◆ DATASET RECORDS ◆
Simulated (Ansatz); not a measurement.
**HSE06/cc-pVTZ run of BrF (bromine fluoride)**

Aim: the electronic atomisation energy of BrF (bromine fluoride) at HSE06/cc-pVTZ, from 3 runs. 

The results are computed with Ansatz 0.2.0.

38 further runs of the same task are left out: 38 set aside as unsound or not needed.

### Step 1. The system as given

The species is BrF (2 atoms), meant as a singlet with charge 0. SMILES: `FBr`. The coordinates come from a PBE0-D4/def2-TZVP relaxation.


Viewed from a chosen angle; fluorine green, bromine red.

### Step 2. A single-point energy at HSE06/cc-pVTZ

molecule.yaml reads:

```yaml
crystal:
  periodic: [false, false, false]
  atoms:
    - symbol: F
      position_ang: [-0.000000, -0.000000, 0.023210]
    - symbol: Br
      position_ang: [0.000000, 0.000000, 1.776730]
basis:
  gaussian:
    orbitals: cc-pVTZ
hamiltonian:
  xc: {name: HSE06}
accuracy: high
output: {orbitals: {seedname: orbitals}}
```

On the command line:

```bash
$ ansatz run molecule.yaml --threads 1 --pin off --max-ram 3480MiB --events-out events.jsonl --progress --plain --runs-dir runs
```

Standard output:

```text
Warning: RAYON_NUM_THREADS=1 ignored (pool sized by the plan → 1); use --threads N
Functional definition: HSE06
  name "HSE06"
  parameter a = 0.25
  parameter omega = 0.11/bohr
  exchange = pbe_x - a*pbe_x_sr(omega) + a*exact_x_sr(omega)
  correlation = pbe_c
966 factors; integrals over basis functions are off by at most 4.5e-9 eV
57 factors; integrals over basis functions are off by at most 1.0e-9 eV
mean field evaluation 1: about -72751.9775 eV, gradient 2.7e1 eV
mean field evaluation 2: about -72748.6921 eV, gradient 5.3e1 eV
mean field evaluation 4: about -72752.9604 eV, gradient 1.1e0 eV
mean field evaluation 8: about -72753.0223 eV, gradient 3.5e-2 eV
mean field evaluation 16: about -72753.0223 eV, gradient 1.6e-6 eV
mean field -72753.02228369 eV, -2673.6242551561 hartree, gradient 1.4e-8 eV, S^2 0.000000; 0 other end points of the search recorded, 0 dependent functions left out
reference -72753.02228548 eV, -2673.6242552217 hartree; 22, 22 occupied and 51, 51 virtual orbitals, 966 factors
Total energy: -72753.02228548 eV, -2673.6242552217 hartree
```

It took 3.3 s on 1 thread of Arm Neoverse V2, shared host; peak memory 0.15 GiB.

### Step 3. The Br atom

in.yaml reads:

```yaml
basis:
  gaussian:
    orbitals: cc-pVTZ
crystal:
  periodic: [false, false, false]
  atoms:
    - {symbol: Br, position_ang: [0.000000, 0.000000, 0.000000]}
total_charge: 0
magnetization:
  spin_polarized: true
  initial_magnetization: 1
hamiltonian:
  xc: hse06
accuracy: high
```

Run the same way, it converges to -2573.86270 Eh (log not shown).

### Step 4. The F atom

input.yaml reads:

◆ REQUIREMENT ◆
After locating the line with "Run the same" above, return that line and every later line through the one with "### Step 4. The F atom", word for word and with nothing else.

◆ WORKED SOLUTION ◆
Run the same way, it converges to -2573.86270 Eh (log not shown).

### Step 4. The F atom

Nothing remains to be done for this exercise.